§ **Required action**
The answer is all of the data, repeated exactly.

+++

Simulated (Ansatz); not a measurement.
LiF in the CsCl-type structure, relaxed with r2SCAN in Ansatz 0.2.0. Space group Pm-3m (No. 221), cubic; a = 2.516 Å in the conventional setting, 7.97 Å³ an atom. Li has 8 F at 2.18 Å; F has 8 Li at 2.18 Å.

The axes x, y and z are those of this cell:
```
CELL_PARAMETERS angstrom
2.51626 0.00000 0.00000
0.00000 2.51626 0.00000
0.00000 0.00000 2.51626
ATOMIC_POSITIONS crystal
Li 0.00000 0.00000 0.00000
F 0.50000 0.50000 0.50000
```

+++

§ **Written reply**
Simulated (Ansatz); not a measurement.
LiF in the CsCl-type structure, relaxed with r2SCAN in Ansatz 0.2.0. Space group Pm-3m (No. 221), cubic; a = 2.516 Å in the conventional setting, 7.97 Å³ an atom. Li has 8 F at 2.18 Å; F has 8 Li at 2.18 Å.

The axes x, y and z are those of this cell:
```
CELL_PARAMETERS angstrom
2.51626 0.00000 0.00000
0.00000 2.51626 0.00000
0.00000 0.00000 2.51626
ATOMIC_POSITIONS crystal
Li 0.00000 0.00000 0.00000
F 0.50000 0.50000 0.50000
```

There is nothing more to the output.